_RECORDS SUPPLIED_
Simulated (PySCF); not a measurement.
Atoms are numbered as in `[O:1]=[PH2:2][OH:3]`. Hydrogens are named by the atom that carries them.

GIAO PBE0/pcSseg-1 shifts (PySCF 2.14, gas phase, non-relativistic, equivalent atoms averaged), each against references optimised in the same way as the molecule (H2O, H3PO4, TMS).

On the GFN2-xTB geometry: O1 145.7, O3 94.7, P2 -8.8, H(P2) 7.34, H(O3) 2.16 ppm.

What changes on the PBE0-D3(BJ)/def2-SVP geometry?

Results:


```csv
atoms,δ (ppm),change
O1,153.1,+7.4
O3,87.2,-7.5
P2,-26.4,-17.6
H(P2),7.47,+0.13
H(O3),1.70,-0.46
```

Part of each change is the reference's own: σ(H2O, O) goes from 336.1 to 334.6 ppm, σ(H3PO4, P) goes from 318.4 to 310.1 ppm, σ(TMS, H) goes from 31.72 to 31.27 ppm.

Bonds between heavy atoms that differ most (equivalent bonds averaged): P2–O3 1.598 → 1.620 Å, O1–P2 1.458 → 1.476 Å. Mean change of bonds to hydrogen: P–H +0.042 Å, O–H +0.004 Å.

_ASSIGNMENT_
Nothing outside this range should appear: the lines from the start of the listing through the line with "On the GFN2-xTB", each reproduced exactly, both ends included.

_WRITTEN SOLUTION_
Simulated (PySCF); not a measurement.
Atoms are numbered as in `[O:1]=[PH2:2][OH:3]`. Hydrogens are named by the atom that carries them.

GIAO PBE0/pcSseg-1 shifts (PySCF 2.14, gas phase, non-relativistic, equivalent atoms averaged), each against references optimised in the same way as the molecule (H2O, H3PO4, TMS).

On the GFN2-xTB geometry: O1 145.7, O3 94.7, P2 -8.8, H(P2) 7.34, H(O3) 2.16 ppm.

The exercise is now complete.